Assignment ->
What is needed is an exact retyping of the records below, from the first line through the line that contains "mesh | 8 × 8 × 8 |".

Data section ->
BEGIN
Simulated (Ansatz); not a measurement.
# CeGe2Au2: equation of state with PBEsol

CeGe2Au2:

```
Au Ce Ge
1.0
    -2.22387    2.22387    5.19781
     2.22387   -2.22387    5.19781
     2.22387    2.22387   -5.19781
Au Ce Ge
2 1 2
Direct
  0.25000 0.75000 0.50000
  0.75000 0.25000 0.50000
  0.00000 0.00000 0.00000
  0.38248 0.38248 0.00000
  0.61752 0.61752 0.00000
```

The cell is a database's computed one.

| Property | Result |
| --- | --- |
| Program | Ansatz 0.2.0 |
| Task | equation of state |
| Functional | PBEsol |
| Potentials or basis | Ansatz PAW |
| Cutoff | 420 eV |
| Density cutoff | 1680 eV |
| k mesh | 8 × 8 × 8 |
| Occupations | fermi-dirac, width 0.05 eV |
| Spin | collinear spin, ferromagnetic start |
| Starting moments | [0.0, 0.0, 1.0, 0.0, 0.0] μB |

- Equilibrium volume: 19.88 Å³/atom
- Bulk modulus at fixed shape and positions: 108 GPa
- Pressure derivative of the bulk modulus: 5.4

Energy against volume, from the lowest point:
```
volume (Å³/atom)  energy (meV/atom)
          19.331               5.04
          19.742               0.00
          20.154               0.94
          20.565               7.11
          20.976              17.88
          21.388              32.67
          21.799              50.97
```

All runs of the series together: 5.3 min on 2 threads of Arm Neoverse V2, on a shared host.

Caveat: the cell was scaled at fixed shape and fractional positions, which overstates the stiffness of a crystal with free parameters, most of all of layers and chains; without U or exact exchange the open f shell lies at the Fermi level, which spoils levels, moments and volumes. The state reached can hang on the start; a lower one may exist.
END

Answer section ->
Simulated (Ansatz); not a measurement.
# CeGe2Au2: equation of state with PBEsol

CeGe2Au2:

```
Au Ce Ge
1.0
    -2.22387    2.22387    5.19781
     2.22387   -2.22387    5.19781
     2.22387    2.22387   -5.19781
Au Ce Ge
2 1 2
Direct
  0.25000 0.75000 0.50000
  0.75000 0.25000 0.50000
  0.00000 0.00000 0.00000
  0.38248 0.38248 0.00000
  0.61752 0.61752 0.00000
```

The cell is a database's computed one.

| Property | Result |
| --- | --- |
| Program | Ansatz 0.2.0 |
| Task | equation of state |
| Functional | PBEsol |
| Potentials or basis | Ansatz PAW |
| Cutoff | 420 eV |
| Density cutoff | 1680 eV |
| k mesh | 8 × 8 × 8 |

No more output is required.